• [Assignment]:
Provide the material again, with every line intact and exact.

• [Excerpted data]:
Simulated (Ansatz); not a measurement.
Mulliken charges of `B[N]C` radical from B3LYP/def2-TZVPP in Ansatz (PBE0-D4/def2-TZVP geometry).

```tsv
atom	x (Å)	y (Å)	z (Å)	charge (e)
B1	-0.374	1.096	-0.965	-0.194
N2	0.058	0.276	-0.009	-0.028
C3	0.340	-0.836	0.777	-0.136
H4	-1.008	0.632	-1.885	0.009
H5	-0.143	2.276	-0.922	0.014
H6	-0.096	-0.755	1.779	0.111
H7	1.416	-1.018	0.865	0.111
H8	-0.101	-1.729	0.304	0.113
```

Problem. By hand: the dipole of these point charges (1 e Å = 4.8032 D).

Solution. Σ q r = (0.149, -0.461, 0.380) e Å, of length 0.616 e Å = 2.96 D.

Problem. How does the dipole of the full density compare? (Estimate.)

• [Expected answer]:
Simulated (Ansatz); not a measurement.
Mulliken charges of `B[N]C` radical from B3LYP/def2-TZVPP in Ansatz (PBE0-D4/def2-TZVP geometry).

```tsv
atom	x (Å)	y (Å)	z (Å)	charge (e)
B1	-0.374	1.096	-0.965	-0.194
N2	0.058	0.276	-0.009	-0.028
C3	0.340	-0.836	0.777	-0.136
H4	-1.008	0.632	-1.885	0.009
H5	-0.143	2.276	-0.922	0.014
H6	-0.096	-0.755	1.779	0.111
H7	1.416	-1.018	0.865	0.111
H8	-0.101	-1.729	0.304	0.113
```

Problem. By hand: the dipole of these point charges (1 e Å = 4.8032 D).

Solution. Σ q r = (0.149, -0.461, 0.380) e Å, of length 0.616 e Å = 2.96 D.

Problem. How does the dipole of the full density compare? (Estimate.)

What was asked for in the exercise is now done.